- [Required action]: In full and word for word, return the listing that follows.

- [Records supplied]:
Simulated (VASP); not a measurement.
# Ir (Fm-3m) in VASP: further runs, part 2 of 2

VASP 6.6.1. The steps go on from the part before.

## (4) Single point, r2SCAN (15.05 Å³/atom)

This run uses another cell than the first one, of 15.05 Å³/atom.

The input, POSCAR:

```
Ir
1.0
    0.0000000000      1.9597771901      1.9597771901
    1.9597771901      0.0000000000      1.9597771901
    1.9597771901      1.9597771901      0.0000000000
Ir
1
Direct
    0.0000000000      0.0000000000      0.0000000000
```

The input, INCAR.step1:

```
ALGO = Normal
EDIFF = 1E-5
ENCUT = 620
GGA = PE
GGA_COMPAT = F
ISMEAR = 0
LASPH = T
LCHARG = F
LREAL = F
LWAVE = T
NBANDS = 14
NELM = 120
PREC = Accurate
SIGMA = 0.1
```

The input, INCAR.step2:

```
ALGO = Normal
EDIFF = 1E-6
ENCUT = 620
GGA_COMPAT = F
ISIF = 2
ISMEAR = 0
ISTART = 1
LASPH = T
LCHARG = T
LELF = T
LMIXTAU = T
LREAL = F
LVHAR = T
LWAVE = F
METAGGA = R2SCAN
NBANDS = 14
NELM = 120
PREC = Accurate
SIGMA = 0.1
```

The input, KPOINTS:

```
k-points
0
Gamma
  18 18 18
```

- [Result]:
Simulated (VASP); not a measurement.
# Ir (Fm-3m) in VASP: further runs, part 2 of 2

VASP 6.6.1. The steps go on from the part before.

## (4) Single point, r2SCAN (15.05 Å³/atom)

This run uses another cell than the first one, of 15.05 Å³/atom.

The input, POSCAR:

```
Ir
1.0
    0.0000000000      1.9597771901      1.9597771901
    1.9597771901      0.0000000000      1.9597771901
    1.9597771901      1.9597771901      0.0000000000
Ir
1
Direct
    0.0000000000      0.0000000000      0.0000000000
```

The input, INCAR.step1:

```
ALGO = Normal
EDIFF = 1E-5
ENCUT = 620
GGA = PE
GGA_COMPAT = F
ISMEAR = 0
LASPH = T
LCHARG = F
LREAL = F
LWAVE = T
NBANDS = 14
NELM = 120
PREC = Accurate
SIGMA = 0.1
```

The input, INCAR.step2:

```
ALGO = Normal
EDIFF = 1E-6
ENCUT = 620
GGA_COMPAT = F
ISIF = 2
ISMEAR = 0
ISTART = 1
LASPH = T
LCHARG = T
LELF = T
LMIXTAU = T
LREAL = F
LVHAR = T
LWAVE = F
METAGGA = R2SCAN
NBANDS = 14
NELM = 120
PREC = Accurate
SIGMA = 0.1
```

The input, KPOINTS:

```
k-points
0
Gamma
  18 18 18
```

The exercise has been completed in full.